[Recorded data]
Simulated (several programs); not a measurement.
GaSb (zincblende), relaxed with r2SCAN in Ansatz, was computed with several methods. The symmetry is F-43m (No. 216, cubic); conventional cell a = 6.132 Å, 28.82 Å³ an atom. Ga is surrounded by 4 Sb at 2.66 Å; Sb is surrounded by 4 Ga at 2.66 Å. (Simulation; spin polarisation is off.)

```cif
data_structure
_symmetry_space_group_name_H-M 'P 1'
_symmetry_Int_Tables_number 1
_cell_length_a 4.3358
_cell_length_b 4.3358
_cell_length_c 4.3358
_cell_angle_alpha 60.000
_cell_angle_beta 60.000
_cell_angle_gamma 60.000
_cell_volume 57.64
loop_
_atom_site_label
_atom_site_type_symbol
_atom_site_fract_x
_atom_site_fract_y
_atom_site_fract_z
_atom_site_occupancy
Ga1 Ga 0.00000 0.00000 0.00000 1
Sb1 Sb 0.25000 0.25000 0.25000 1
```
[/Recorded data]

Task item: Your task is to output the material above exactly.

Problem solution:
Simulated (several programs); not a measurement.
GaSb (zincblende), relaxed with r2SCAN in Ansatz, was computed with several methods. The symmetry is F-43m (No. 216, cubic); conventional cell a = 6.132 Å, 28.82 Å³ an atom. Ga is surrounded by 4 Sb at 2.66 Å; Sb is surrounded by 4 Ga at 2.66 Å. (Simulation; spin polarisation is off.)

```cif
data_structure
_symmetry_space_group_name_H-M 'P 1'
_symmetry_Int_Tables_number 1
_cell_length_a 4.3358
_cell_length_b 4.3358
_cell_length_c 4.3358
_cell_angle_alpha 60.000
_cell_angle_beta 60.000
_cell_angle_gamma 60.000
_cell_volume 57.64
loop_
_atom_site_label
_atom_site_type_symbol
_atom_site_fract_x
_atom_site_fract_y
_atom_site_fract_z
_atom_site_occupancy
Ga1 Ga 0.00000 0.00000 0.00000 1
Sb1 Sb 0.25000 0.25000 0.25000 1
```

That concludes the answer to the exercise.